**Work request**
Up to and including the line with "The driver reads", please set down the entries below exactly, starting from the first line.

**Raw data**
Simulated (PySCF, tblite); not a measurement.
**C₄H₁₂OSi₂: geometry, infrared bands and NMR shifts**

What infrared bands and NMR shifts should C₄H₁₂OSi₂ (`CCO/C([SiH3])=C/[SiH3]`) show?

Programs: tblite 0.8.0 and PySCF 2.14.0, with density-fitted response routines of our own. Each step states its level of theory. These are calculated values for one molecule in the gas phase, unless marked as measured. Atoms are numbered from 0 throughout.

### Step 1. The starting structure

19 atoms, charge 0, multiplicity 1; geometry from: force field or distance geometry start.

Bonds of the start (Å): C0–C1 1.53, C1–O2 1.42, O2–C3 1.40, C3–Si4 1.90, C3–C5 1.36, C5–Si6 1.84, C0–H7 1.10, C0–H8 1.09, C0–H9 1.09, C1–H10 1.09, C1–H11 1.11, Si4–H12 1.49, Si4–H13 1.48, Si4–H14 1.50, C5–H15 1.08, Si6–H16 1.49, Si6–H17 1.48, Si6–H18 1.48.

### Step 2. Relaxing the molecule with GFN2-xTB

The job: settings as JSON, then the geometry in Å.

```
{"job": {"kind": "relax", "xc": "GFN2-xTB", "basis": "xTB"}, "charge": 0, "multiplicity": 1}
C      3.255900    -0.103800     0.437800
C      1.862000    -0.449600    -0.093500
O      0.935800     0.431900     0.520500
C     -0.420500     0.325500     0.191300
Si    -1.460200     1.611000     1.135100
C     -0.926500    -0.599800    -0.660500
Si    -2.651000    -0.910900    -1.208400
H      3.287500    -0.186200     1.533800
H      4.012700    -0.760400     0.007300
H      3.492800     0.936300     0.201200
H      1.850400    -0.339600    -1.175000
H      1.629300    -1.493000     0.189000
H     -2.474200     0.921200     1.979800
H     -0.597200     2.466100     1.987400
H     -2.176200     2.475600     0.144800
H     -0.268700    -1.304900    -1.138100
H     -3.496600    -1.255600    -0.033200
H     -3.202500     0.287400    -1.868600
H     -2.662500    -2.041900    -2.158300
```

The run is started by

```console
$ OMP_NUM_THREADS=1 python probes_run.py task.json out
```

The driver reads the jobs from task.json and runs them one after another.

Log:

**Problem solution**
Simulated (PySCF, tblite); not a measurement.
**C₄H₁₂OSi₂: geometry, infrared bands and NMR shifts**

What infrared bands and NMR shifts should C₄H₁₂OSi₂ (`CCO/C([SiH3])=C/[SiH3]`) show?

Programs: tblite 0.8.0 and PySCF 2.14.0, with density-fitted response routines of our own. Each step states its level of theory. These are calculated values for one molecule in the gas phase, unless marked as measured. Atoms are numbered from 0 throughout.

### Step 1. The starting structure

19 atoms, charge 0, multiplicity 1; geometry from: force field or distance geometry start.

Bonds of the start (Å): C0–C1 1.53, C1–O2 1.42, O2–C3 1.40, C3–Si4 1.90, C3–C5 1.36, C5–Si6 1.84, C0–H7 1.10, C0–H8 1.09, C0–H9 1.09, C1–H10 1.09, C1–H11 1.11, Si4–H12 1.49, Si4–H13 1.48, Si4–H14 1.50, C5–H15 1.08, Si6–H16 1.49, Si6–H17 1.48, Si6–H18 1.48.

### Step 2. Relaxing the molecule with GFN2-xTB

The job: settings as JSON, then the geometry in Å.

```
{"job": {"kind": "relax", "xc": "GFN2-xTB", "basis": "xTB"}, "charge": 0, "multiplicity": 1}
C      3.255900    -0.103800     0.437800
C      1.862000    -0.449600    -0.093500
O      0.935800     0.431900     0.520500
C     -0.420500     0.325500     0.191300
Si    -1.460200     1.611000     1.135100
C     -0.926500    -0.599800    -0.660500
Si    -2.651000    -0.910900    -1.208400
H      3.287500    -0.186200     1.533800
H      4.012700    -0.760400     0.007300
H      3.492800     0.936300     0.201200
H      1.850400    -0.339600    -1.175000
H      1.629300    -1.493000     0.189000
H     -2.474200     0.921200     1.979800
H     -0.597200     2.466100     1.987400
H     -2.176200     2.475600     0.144800
H     -0.268700    -1.304900    -1.138100
H     -3.496600    -1.255600    -0.033200
H     -3.202500     0.287400    -1.868600
H     -2.662500    -2.041900    -2.158300
```

The run is started by

```console
$ OMP_NUM_THREADS=1 python probes_run.py task.json out
```

The driver reads the jobs from task.json and runs them one after another.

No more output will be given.